WORK ITEM:
Your job is to set down the stretch of entries that opens with the line containing "Method: Ansatz 0.2.0, DFT" and closes with the line containing "Spin–orbit coupling is". Keep both end lines, copy each exactly, and add nothing.

EXTRACTED MATERIAL:
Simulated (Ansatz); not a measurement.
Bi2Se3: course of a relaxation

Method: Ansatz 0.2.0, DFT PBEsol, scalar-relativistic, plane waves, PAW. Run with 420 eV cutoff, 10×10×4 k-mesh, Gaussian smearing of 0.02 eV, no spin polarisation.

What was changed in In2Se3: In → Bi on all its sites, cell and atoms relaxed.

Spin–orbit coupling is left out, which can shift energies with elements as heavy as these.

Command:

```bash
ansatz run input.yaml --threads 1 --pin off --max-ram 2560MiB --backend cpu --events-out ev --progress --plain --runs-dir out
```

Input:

WRITTEN RESPONSE:
Method: Ansatz 0.2.0, DFT PBEsol, scalar-relativistic, plane waves, PAW. Run with 420 eV cutoff, 10×10×4 k-mesh, Gaussian smearing of 0.02 eV, no spin polarisation.

What was changed in In2Se3: In → Bi on all its sites, cell and atoms relaxed.

Spin–orbit coupling is left out, which can shift energies with elements as heavy as these.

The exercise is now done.